[Opening GIVEN INFORMATION section]

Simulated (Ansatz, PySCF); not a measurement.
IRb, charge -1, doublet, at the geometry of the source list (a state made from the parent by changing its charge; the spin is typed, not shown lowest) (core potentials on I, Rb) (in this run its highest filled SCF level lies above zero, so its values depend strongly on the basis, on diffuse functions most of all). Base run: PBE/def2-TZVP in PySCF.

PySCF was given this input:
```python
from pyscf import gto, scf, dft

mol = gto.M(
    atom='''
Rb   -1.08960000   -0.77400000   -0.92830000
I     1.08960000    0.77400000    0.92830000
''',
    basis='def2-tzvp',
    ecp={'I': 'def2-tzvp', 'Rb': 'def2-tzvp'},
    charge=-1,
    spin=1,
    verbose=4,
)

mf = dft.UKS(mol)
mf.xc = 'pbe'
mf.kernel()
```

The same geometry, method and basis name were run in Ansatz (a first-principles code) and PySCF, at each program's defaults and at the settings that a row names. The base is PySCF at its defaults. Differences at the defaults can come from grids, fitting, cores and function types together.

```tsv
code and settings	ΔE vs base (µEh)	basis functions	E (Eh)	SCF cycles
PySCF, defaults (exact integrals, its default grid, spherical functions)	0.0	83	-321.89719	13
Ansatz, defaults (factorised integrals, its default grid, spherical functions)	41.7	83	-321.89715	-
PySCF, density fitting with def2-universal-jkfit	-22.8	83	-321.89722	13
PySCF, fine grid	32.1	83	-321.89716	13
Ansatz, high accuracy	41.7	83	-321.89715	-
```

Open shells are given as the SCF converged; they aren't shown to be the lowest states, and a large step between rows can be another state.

[Closing GIVEN INFORMATION section]

● ASSIGNMENT:
Copy the entries word for word. Start at the first line and end with the line containing "PySCF was given".

● TASK RESULT:
Simulated (Ansatz, PySCF); not a measurement.
IRb, charge -1, doublet, at the geometry of the source list (a state made from the parent by changing its charge; the spin is typed, not shown lowest) (core potentials on I, Rb) (in this run its highest filled SCF level lies above zero, so its values depend strongly on the basis, on diffuse functions most of all). Base run: PBE/def2-TZVP in PySCF.

PySCF was given this input:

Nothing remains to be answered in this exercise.